(Task item): These entries are to be set down again exactly.

┌──
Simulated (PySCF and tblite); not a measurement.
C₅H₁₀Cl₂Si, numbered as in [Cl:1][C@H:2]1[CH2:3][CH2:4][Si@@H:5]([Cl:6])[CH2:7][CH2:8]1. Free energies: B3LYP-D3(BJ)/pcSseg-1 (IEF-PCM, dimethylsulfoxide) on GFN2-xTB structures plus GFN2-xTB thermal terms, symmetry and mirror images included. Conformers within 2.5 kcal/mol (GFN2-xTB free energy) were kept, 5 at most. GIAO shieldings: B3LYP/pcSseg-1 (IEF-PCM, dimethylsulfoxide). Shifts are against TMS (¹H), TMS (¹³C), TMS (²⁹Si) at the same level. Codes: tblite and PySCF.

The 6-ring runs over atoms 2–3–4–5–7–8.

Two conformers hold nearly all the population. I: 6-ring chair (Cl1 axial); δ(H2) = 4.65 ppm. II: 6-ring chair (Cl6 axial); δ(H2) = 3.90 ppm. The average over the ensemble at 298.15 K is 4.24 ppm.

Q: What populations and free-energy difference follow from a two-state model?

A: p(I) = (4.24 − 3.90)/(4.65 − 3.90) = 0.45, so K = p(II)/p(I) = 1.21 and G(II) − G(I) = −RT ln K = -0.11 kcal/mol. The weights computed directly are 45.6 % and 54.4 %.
└──

(Exercise solution):
Simulated (PySCF and tblite); not a measurement.
C₅H₁₀Cl₂Si, numbered as in [Cl:1][C@H:2]1[CH2:3][CH2:4][Si@@H:5]([Cl:6])[CH2:7][CH2:8]1. Free energies: B3LYP-D3(BJ)/pcSseg-1 (IEF-PCM, dimethylsulfoxide) on GFN2-xTB structures plus GFN2-xTB thermal terms, symmetry and mirror images included. Conformers within 2.5 kcal/mol (GFN2-xTB free energy) were kept, 5 at most. GIAO shieldings: B3LYP/pcSseg-1 (IEF-PCM, dimethylsulfoxide). Shifts are against TMS (¹H), TMS (¹³C), TMS (²⁹Si) at the same level. Codes: tblite and PySCF.

The 6-ring runs over atoms 2–3–4–5–7–8.

Two conformers hold nearly all the population. I: 6-ring chair (Cl1 axial); δ(H2) = 4.65 ppm. II: 6-ring chair (Cl6 axial); δ(H2) = 3.90 ppm. The average over the ensemble at 298.15 K is 4.24 ppm.

Q: What populations and free-energy difference follow from a two-state model?

A: p(I) = (4.24 − 3.90)/(4.65 − 3.90) = 0.45, so K = p(II)/p(I) = 1.21 and G(II) − G(I) = −RT ln K = -0.11 kcal/mol. The weights computed directly are 45.6 % and 54.4 %.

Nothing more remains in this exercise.